[BRIEF]: Without changing anything, set down every line shown below.

+--

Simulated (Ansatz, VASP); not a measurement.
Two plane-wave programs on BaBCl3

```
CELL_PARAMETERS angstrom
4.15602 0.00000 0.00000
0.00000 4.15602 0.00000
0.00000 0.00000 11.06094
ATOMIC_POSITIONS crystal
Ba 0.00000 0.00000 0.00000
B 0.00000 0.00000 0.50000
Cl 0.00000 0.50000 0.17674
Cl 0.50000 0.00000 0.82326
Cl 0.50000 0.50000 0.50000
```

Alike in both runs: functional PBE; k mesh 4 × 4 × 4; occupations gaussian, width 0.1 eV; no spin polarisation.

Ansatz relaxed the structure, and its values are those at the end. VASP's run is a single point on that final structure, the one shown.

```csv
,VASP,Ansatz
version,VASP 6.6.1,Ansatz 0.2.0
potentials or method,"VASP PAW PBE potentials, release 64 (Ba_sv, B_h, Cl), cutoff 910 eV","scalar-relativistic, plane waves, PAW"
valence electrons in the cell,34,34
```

+--

[YOUR RESPONSE]:
Simulated (Ansatz, VASP); not a measurement.
Two plane-wave programs on BaBCl3

```
CELL_PARAMETERS angstrom
4.15602 0.00000 0.00000
0.00000 4.15602 0.00000
0.00000 0.00000 11.06094
ATOMIC_POSITIONS crystal
Ba 0.00000 0.00000 0.00000
B 0.00000 0.00000 0.50000
Cl 0.00000 0.50000 0.17674
Cl 0.50000 0.00000 0.82326
Cl 0.50000 0.50000 0.50000
```

Alike in both runs: functional PBE; k mesh 4 × 4 × 4; occupations gaussian, width 0.1 eV; no spin polarisation.

Ansatz relaxed the structure, and its values are those at the end. VASP's run is a single point on that final structure, the one shown.

```csv
,VASP,Ansatz
version,VASP 6.6.1,Ansatz 0.2.0
potentials or method,"VASP PAW PBE potentials, release 64 (Ba_sv, B_h, Cl), cutoff 910 eV","scalar-relativistic, plane waves, PAW"
valence electrons in the cell,34,34
```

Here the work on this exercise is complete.